-*-*-

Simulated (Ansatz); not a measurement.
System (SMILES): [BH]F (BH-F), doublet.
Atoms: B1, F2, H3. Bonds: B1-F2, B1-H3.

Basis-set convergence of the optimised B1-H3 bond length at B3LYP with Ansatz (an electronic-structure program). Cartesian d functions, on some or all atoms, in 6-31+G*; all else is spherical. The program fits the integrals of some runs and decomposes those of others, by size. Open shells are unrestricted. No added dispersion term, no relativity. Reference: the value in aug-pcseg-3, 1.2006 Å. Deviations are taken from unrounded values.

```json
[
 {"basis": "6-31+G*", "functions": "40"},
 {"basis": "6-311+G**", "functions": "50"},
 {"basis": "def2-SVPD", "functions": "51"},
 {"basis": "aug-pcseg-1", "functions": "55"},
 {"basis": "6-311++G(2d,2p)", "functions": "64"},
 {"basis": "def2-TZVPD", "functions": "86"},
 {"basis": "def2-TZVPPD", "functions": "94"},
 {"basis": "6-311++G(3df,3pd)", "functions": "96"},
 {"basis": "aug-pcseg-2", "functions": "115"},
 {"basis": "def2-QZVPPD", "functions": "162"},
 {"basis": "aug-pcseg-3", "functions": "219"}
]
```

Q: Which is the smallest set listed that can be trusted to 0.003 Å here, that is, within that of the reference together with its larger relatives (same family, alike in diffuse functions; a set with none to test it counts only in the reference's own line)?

-*-*-

*REQUIREMENT:*
Copy exactly the opening line of the material, the line bearing "Atoms: B1, F2, H3. Bonds: B1-F2, B1-H3.", and every line between them. Include nothing else.

*RESULT:*
Simulated (Ansatz); not a measurement.
System (SMILES): [BH]F (BH-F), doublet.
Atoms: B1, F2, H3. Bonds: B1-F2, B1-H3.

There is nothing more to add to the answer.